* _WORK INSTRUCTION_:
From the first line of the data through the line containing "## (1) The system as given", return each line exactly.

* _DATA_:
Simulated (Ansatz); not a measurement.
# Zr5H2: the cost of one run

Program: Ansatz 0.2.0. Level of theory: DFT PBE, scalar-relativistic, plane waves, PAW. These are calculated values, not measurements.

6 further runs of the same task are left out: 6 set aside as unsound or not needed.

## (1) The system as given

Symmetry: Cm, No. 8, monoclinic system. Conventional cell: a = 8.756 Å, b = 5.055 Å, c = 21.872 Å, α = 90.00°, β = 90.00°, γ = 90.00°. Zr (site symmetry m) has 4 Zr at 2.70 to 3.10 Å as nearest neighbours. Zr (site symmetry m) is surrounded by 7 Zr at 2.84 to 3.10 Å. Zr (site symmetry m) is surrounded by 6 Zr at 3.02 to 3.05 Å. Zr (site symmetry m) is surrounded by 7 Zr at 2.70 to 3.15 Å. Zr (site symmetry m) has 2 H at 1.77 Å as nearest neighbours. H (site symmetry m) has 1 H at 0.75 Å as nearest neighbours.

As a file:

* _WORKED SOLUTION_:
Simulated (Ansatz); not a measurement.
# Zr5H2: the cost of one run

Program: Ansatz 0.2.0. Level of theory: DFT PBE, scalar-relativistic, plane waves, PAW. These are calculated values, not measurements.

6 further runs of the same task are left out: 6 set aside as unsound or not needed.

## (1) The system as given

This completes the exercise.